________________________
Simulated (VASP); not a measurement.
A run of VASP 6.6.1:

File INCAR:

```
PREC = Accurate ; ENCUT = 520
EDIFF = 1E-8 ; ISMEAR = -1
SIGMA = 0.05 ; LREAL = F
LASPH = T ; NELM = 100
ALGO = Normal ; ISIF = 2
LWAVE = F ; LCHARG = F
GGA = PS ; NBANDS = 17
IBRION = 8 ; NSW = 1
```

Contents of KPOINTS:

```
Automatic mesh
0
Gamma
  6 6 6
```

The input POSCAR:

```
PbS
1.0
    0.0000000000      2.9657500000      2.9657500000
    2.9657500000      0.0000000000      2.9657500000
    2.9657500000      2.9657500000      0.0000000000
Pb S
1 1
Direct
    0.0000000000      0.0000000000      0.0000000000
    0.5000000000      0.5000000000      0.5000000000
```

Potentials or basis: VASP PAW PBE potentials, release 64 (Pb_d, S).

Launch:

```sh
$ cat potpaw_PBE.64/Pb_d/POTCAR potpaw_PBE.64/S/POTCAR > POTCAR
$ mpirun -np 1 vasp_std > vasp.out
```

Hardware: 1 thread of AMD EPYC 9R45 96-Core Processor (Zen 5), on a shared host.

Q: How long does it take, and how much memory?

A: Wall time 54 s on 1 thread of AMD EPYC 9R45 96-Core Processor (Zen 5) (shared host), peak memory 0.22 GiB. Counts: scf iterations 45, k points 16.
________________________

- [Task item]
A precise copy of all the records is needed.

- [Answer space]
Simulated (VASP); not a measurement.
A run of VASP 6.6.1:

File INCAR:

```
PREC = Accurate ; ENCUT = 520
EDIFF = 1E-8 ; ISMEAR = -1
SIGMA = 0.05 ; LREAL = F
LASPH = T ; NELM = 100
ALGO = Normal ; ISIF = 2
LWAVE = F ; LCHARG = F
GGA = PS ; NBANDS = 17
IBRION = 8 ; NSW = 1
```

Contents of KPOINTS:

```
Automatic mesh
0
Gamma
  6 6 6
```

The input POSCAR:

```
PbS
1.0
    0.0000000000      2.9657500000      2.9657500000
    2.9657500000      0.0000000000      2.9657500000
    2.9657500000      2.9657500000      0.0000000000
Pb S
1 1
Direct
    0.0000000000      0.0000000000      0.0000000000
    0.5000000000      0.5000000000      0.5000000000
```

Potentials or basis: VASP PAW PBE potentials, release 64 (Pb_d, S).

Launch:

```sh
$ cat potpaw_PBE.64/Pb_d/POTCAR potpaw_PBE.64/S/POTCAR > POTCAR
$ mpirun -np 1 vasp_std > vasp.out
```

Hardware: 1 thread of AMD EPYC 9R45 96-Core Processor (Zen 5), on a shared host.

Q: How long does it take, and how much memory?

A: Wall time 54 s on 1 thread of AMD EPYC 9R45 96-Core Processor (Zen 5) (shared host), peak memory 0.22 GiB. Counts: scf iterations 45, k points 16.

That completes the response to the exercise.